•••
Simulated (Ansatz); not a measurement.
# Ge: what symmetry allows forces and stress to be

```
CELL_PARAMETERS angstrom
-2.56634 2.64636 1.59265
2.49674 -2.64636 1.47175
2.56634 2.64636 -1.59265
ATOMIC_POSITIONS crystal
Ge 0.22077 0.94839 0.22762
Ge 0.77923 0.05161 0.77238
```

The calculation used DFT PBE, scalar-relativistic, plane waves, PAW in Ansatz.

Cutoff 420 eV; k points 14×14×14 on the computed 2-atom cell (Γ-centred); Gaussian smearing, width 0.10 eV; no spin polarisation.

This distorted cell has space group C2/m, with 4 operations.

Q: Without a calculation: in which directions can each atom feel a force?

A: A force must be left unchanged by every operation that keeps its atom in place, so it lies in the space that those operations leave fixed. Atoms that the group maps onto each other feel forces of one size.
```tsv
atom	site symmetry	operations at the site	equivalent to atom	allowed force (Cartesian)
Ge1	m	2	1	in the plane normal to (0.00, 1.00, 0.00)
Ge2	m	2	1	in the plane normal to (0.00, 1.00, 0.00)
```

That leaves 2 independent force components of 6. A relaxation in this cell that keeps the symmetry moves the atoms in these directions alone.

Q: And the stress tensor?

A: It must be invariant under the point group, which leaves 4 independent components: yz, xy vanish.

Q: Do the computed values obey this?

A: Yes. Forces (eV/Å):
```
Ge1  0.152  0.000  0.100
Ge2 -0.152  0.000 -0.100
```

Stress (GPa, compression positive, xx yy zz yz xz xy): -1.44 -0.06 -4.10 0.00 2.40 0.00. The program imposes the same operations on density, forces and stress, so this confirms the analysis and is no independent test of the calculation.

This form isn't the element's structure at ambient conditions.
•••

_EXERCISE_: All lines from the opening of the records through the line where "The calculation used" occurs are to be output verbatim. No other line belongs in the answer.

_TASK RESULT_:
Simulated (Ansatz); not a measurement.
# Ge: what symmetry allows forces and stress to be

```
CELL_PARAMETERS angstrom
-2.56634 2.64636 1.59265
2.49674 -2.64636 1.47175
2.56634 2.64636 -1.59265
ATOMIC_POSITIONS crystal
Ge 0.22077 0.94839 0.22762
Ge 0.77923 0.05161 0.77238
```

The calculation used DFT PBE, scalar-relativistic, plane waves, PAW in Ansatz.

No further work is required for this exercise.